Brief
Retype the material exactly, ending with the line containing "the first run**".

-.-.-
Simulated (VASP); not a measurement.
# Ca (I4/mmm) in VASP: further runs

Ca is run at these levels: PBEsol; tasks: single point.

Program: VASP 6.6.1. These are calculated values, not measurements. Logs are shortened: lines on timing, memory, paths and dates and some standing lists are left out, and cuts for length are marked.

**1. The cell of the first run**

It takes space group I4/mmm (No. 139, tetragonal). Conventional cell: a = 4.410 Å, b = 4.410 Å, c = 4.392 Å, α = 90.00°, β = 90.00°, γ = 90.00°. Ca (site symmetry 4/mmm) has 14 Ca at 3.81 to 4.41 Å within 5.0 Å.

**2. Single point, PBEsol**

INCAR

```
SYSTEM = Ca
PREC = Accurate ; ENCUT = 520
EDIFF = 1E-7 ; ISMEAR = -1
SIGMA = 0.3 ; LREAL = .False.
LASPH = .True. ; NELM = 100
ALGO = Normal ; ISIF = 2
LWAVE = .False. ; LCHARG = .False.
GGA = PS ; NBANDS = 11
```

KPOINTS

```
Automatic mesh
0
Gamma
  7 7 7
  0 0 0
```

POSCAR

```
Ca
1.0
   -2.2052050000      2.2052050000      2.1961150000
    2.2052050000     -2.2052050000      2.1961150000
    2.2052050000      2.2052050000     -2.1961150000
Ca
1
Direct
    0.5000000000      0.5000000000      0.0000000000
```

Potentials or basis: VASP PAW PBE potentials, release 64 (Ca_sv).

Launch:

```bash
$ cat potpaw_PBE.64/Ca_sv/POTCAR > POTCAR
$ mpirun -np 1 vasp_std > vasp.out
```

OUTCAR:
-.-.-

Answer box
Simulated (VASP); not a measurement.
# Ca (I4/mmm) in VASP: further runs

Ca is run at these levels: PBEsol; tasks: single point.

Program: VASP 6.6.1. These are calculated values, not measurements. Logs are shortened: lines on timing, memory, paths and dates and some standing lists are left out, and cuts for length are marked.

**1. The cell of the first run**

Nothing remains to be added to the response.